(BRIEF):
Set down the records again. Every word and mark must match exactly.

§ §
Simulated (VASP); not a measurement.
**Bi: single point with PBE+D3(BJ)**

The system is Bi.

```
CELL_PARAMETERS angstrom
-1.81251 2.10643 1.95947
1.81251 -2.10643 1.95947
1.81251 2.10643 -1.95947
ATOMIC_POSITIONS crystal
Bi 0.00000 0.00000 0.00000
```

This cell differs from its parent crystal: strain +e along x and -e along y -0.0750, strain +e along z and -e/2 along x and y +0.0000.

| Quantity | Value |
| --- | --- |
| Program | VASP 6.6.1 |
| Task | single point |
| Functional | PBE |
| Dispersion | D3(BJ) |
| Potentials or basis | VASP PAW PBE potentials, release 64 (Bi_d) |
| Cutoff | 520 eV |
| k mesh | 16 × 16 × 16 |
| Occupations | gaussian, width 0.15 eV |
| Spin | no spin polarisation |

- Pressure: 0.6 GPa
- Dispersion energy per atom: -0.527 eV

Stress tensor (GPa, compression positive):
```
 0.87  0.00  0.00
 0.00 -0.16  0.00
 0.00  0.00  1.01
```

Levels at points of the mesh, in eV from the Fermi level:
§ §

(EXERCISE RESPONSE):
Simulated (VASP); not a measurement.
**Bi: single point with PBE+D3(BJ)**

The system is Bi.

```
CELL_PARAMETERS angstrom
-1.81251 2.10643 1.95947
1.81251 -2.10643 1.95947
1.81251 2.10643 -1.95947
ATOMIC_POSITIONS crystal
Bi 0.00000 0.00000 0.00000
```

This cell differs from its parent crystal: strain +e along x and -e along y -0.0750, strain +e along z and -e/2 along x and y +0.0000.

| Quantity | Value |
| --- | --- |
| Program | VASP 6.6.1 |
| Task | single point |
| Functional | PBE |
| Dispersion | D3(BJ) |
| Potentials or basis | VASP PAW PBE potentials, release 64 (Bi_d) |
| Cutoff | 520 eV |
| k mesh | 16 × 16 × 16 |
| Occupations | gaussian, width 0.15 eV |
| Spin | no spin polarisation |

- Pressure: 0.6 GPa
- Dispersion energy per atom: -0.527 eV

Stress tensor (GPa, compression positive):
```
 0.87  0.00  0.00
 0.00 -0.16  0.00
 0.00  0.00  1.01
```

Levels at points of the mesh, in eV from the Fermi level:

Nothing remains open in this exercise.